*REQUIREMENT*:
Could you set down exactly the lines in the records below between the line holding "64 (Eu, Os) |" and the line holding "[7.01, 0.0] μB |", inclusive?

═══ LISTED RECORDS ═══
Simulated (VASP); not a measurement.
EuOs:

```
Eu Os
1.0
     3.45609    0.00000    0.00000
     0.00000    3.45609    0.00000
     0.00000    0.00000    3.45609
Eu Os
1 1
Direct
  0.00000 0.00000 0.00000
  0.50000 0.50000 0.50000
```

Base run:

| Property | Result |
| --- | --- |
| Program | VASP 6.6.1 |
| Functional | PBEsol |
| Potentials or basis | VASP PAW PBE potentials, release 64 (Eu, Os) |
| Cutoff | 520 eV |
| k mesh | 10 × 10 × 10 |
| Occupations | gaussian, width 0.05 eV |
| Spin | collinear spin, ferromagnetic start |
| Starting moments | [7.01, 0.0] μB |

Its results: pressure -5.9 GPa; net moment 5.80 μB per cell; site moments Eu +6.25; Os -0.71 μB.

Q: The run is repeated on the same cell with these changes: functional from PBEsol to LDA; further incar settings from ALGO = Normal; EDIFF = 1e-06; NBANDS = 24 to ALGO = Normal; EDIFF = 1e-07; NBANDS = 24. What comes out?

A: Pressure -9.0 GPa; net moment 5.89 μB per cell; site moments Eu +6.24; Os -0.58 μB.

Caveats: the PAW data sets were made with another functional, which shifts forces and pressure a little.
═══

*EXERCISE OUTPUT*:
| Potentials or basis | VASP PAW PBE potentials, release 64 (Eu, Os) |
| Cutoff | 520 eV |
| k mesh | 10 × 10 × 10 |
| Occupations | gaussian, width 0.05 eV |
| Spin | collinear spin, ferromagnetic start |
| Starting moments | [7.01, 0.0] μB |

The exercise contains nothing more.